━━━ RECORDS SUPPLIED ━━━
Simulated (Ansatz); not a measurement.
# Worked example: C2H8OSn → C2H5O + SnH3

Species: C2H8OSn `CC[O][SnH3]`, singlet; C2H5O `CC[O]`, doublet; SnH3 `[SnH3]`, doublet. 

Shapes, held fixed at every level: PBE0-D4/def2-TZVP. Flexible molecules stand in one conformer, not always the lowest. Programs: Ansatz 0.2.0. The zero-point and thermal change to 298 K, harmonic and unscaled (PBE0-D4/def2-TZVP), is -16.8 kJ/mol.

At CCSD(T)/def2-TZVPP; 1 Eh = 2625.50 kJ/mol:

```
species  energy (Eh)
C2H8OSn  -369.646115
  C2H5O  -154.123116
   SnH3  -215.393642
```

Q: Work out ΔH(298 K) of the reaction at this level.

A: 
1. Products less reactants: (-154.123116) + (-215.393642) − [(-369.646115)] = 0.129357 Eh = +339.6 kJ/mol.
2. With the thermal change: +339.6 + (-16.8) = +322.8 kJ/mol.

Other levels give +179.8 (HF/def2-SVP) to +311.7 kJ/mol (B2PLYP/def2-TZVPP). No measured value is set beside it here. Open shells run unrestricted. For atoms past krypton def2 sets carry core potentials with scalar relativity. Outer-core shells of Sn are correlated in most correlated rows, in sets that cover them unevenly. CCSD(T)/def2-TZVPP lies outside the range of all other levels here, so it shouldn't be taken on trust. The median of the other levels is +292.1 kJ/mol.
━━━

ASSIGNED TASK: Each line of the listing should be printed again, exactly.

ANSWER SPACE:
Simulated (Ansatz); not a measurement.
# Worked example: C2H8OSn → C2H5O + SnH3

Species: C2H8OSn `CC[O][SnH3]`, singlet; C2H5O `CC[O]`, doublet; SnH3 `[SnH3]`, doublet. 

Shapes, held fixed at every level: PBE0-D4/def2-TZVP. Flexible molecules stand in one conformer, not always the lowest. Programs: Ansatz 0.2.0. The zero-point and thermal change to 298 K, harmonic and unscaled (PBE0-D4/def2-TZVP), is -16.8 kJ/mol.

At CCSD(T)/def2-TZVPP; 1 Eh = 2625.50 kJ/mol:

```
species  energy (Eh)
C2H8OSn  -369.646115
  C2H5O  -154.123116
   SnH3  -215.393642
```

Q: Work out ΔH(298 K) of the reaction at this level.

A: 
1. Products less reactants: (-154.123116) + (-215.393642) − [(-369.646115)] = 0.129357 Eh = +339.6 kJ/mol.
2. With the thermal change: +339.6 + (-16.8) = +322.8 kJ/mol.

Other levels give +179.8 (HF/def2-SVP) to +311.7 kJ/mol (B2PLYP/def2-TZVPP). No measured value is set beside it here. Open shells run unrestricted. For atoms past krypton def2 sets carry core potentials with scalar relativity. Outer-core shells of Sn are correlated in most correlated rows, in sets that cover them unevenly. CCSD(T)/def2-TZVPP lies outside the range of all other levels here, so it shouldn't be taken on trust. The median of the other levels is +292.1 kJ/mol.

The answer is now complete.